* _REQUIREMENT_: What appears from the first line of the records below through the line containing "Quantity | Value |" must be reproduced verbatim.

──────── SOURCE INFORMATION
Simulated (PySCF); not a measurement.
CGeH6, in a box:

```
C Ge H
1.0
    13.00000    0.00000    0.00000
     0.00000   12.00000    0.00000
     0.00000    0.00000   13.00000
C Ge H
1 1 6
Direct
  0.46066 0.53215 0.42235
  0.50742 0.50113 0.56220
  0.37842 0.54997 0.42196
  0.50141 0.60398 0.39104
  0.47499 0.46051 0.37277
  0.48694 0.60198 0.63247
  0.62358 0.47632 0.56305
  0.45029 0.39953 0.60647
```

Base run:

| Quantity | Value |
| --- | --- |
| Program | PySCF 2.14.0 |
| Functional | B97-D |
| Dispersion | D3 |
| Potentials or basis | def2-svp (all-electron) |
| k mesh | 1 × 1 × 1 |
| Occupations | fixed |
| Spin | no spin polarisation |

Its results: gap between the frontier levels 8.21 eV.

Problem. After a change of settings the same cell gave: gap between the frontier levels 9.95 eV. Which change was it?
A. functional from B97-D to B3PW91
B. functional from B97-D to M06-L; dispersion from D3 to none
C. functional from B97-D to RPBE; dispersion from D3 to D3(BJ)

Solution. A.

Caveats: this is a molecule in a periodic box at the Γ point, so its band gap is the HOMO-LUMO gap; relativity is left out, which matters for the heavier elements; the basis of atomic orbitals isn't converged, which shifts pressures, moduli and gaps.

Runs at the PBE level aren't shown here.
────────────────

* _WRITTEN SOLUTION_:
Simulated (PySCF); not a measurement.
CGeH6, in a box:

```
C Ge H
1.0
    13.00000    0.00000    0.00000
     0.00000   12.00000    0.00000
     0.00000    0.00000   13.00000
C Ge H
1 1 6
Direct
  0.46066 0.53215 0.42235
  0.50742 0.50113 0.56220
  0.37842 0.54997 0.42196
  0.50141 0.60398 0.39104
  0.47499 0.46051 0.37277
  0.48694 0.60198 0.63247
  0.62358 0.47632 0.56305
  0.45029 0.39953 0.60647
```

Base run:

| Quantity | Value |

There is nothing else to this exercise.